- **Work item**
Return the complete listing that follows, with each line reproduced exactly.

- **Entries provided**
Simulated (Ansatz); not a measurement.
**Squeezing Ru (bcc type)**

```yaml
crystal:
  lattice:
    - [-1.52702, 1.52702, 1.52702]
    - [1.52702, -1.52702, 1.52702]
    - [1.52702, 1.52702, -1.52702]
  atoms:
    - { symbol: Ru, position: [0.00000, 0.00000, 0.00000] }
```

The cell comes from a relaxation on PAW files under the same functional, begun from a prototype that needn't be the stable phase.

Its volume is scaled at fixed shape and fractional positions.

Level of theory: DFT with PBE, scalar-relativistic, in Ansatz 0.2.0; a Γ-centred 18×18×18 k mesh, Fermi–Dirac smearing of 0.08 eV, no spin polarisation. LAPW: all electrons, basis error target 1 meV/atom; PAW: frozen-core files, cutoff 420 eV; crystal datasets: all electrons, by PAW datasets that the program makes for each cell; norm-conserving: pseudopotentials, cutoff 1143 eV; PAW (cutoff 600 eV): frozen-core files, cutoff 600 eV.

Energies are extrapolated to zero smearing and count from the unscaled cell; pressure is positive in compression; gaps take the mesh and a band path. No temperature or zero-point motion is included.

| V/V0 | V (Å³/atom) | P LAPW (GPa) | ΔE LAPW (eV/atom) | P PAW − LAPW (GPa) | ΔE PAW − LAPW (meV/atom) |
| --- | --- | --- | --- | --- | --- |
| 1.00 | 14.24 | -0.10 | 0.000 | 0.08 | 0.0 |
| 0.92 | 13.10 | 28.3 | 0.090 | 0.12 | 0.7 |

- **Exercise response**
Simulated (Ansatz); not a measurement.
**Squeezing Ru (bcc type)**

```yaml
crystal:
  lattice:
    - [-1.52702, 1.52702, 1.52702]
    - [1.52702, -1.52702, 1.52702]
    - [1.52702, 1.52702, -1.52702]
  atoms:
    - { symbol: Ru, position: [0.00000, 0.00000, 0.00000] }
```

The cell comes from a relaxation on PAW files under the same functional, begun from a prototype that needn't be the stable phase.

Its volume is scaled at fixed shape and fractional positions.

Level of theory: DFT with PBE, scalar-relativistic, in Ansatz 0.2.0; a Γ-centred 18×18×18 k mesh, Fermi–Dirac smearing of 0.08 eV, no spin polarisation. LAPW: all electrons, basis error target 1 meV/atom; PAW: frozen-core files, cutoff 420 eV; crystal datasets: all electrons, by PAW datasets that the program makes for each cell; norm-conserving: pseudopotentials, cutoff 1143 eV; PAW (cutoff 600 eV): frozen-core files, cutoff 600 eV.

Energies are extrapolated to zero smearing and count from the unscaled cell; pressure is positive in compression; gaps take the mesh and a band path. No temperature or zero-point motion is included.

| V/V0 | V (Å³/atom) | P LAPW (GPa) | ΔE LAPW (eV/atom) | P PAW − LAPW (GPa) | ΔE PAW − LAPW (meV/atom) |
| --- | --- | --- | --- | --- | --- |
| 1.00 | 14.24 | -0.10 | 0.000 | 0.08 | 0.0 |
| 0.92 | 13.10 | 28.3 | 0.090 | 0.12 | 0.7 |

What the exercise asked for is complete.